BEGIN Entries supplied
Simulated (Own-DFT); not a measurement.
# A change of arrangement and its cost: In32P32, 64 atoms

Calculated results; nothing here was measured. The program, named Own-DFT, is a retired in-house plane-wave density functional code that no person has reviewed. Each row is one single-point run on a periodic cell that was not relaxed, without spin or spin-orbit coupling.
END Entries supplied

=== Activity ===
Repeat this material verbatim.

=== Solution ===
Simulated (Own-DFT); not a measurement.
# A change of arrangement and its cost: In32P32, 64 atoms

Calculated results; nothing here was measured. The program, named Own-DFT, is a retired in-house plane-wave density functional code that no person has reviewed. Each row is one single-point run on a periodic cell that was not relaxed, without spin or spin-orbit coupling.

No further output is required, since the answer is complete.